*WORK ORDER:* Write out the records again, exactly, leaving none out.

*AVAILABLE DATA:*
+ + + +

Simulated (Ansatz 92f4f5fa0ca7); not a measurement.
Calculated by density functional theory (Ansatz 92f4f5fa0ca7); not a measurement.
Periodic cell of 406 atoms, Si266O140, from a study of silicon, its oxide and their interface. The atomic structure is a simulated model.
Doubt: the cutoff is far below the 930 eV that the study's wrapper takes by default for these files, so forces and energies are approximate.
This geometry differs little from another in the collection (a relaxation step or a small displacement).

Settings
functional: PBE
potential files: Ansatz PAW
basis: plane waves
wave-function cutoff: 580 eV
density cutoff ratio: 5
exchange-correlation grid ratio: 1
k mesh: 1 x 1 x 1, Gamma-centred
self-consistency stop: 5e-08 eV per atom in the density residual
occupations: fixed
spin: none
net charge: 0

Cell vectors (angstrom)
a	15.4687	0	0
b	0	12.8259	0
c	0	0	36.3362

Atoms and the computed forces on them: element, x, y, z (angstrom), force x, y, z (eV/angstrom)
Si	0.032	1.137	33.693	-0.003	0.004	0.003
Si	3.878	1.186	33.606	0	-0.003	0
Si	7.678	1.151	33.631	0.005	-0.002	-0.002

+ + + +

*REPLY:*
Simulated (Ansatz 92f4f5fa0ca7); not a measurement.
Calculated by density functional theory (Ansatz 92f4f5fa0ca7); not a measurement.
Periodic cell of 406 atoms, Si266O140, from a study of silicon, its oxide and their interface. The atomic structure is a simulated model.
Doubt: the cutoff is far below the 930 eV that the study's wrapper takes by default for these files, so forces and energies are approximate.
This geometry differs little from another in the collection (a relaxation step or a small displacement).

Settings
functional: PBE
potential files: Ansatz PAW
basis: plane waves
wave-function cutoff: 580 eV
density cutoff ratio: 5
exchange-correlation grid ratio: 1
k mesh: 1 x 1 x 1, Gamma-centred
self-consistency stop: 5e-08 eV per atom in the density residual
occupations: fixed
spin: none
net charge: 0

Cell vectors (angstrom)
a	15.4687	0	0
b	0	12.8259	0
c	0	0	36.3362

Atoms and the computed forces on them: element, x, y, z (angstrom), force x, y, z (eV/angstrom)
Si	0.032	1.137	33.693	-0.003	0.004	0.003
Si	3.878	1.186	33.606	0	-0.003	0
Si	7.678	1.151	33.631	0.005	-0.002	-0.002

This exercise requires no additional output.